Assigned task: Down to the last character, write out the records below.

Data to examine:
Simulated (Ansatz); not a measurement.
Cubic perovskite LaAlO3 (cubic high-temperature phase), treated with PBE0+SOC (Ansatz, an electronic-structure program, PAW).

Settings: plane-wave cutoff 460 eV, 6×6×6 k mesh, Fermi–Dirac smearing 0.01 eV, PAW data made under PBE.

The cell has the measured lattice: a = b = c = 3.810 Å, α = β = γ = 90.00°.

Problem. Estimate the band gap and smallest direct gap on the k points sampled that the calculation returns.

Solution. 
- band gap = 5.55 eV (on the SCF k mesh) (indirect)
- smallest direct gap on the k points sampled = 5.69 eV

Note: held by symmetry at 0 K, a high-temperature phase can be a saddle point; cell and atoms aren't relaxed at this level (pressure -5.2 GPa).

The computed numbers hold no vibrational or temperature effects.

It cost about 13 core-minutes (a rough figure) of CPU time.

Expected answer:
Simulated (Ansatz); not a measurement.
Cubic perovskite LaAlO3 (cubic high-temperature phase), treated with PBE0+SOC (Ansatz, an electronic-structure program, PAW).

Settings: plane-wave cutoff 460 eV, 6×6×6 k mesh, Fermi–Dirac smearing 0.01 eV, PAW data made under PBE.

The cell has the measured lattice: a = b = c = 3.810 Å, α = β = γ = 90.00°.

Problem. Estimate the band gap and smallest direct gap on the k points sampled that the calculation returns.

Solution. 
- band gap = 5.55 eV (on the SCF k mesh) (indirect)
- smallest direct gap on the k points sampled = 5.69 eV

Note: held by symmetry at 0 K, a high-temperature phase can be a saddle point; cell and atoms aren't relaxed at this level (pressure -5.2 GPa).

The computed numbers hold no vibrational or temperature effects.

It cost about 13 core-minutes (a rough figure) of CPU time.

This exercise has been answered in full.